★ ★ ★ ★
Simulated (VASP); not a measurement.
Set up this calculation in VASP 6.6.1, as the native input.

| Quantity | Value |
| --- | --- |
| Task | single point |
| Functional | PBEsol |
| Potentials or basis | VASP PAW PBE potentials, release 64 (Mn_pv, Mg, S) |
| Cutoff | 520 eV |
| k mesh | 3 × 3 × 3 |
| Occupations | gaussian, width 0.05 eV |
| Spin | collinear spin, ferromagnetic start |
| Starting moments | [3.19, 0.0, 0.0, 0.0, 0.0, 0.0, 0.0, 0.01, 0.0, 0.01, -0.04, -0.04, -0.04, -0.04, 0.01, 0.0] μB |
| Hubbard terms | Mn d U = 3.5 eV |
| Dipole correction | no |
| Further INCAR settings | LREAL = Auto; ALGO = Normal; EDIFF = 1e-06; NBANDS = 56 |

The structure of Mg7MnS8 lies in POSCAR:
★ ★ ★ ★

Output each entry once again, exactly as shown above.

• Task result:
Simulated (VASP); not a measurement.
Set up this calculation in VASP 6.6.1, as the native input.

| Quantity | Value |
| --- | --- |
| Task | single point |
| Functional | PBEsol |
| Potentials or basis | VASP PAW PBE potentials, release 64 (Mn_pv, Mg, S) |
| Cutoff | 520 eV |
| k mesh | 3 × 3 × 3 |
| Occupations | gaussian, width 0.05 eV |
| Spin | collinear spin, ferromagnetic start |
| Starting moments | [3.19, 0.0, 0.0, 0.0, 0.0, 0.0, 0.0, 0.01, 0.0, 0.01, -0.04, -0.04, -0.04, -0.04, 0.01, 0.0] μB |
| Hubbard terms | Mn d U = 3.5 eV |
| Dipole correction | no |
| Further INCAR settings | LREAL = Auto; ALGO = Normal; EDIFF = 1e-06; NBANDS = 56 |

The structure of Mg7MnS8 lies in POSCAR:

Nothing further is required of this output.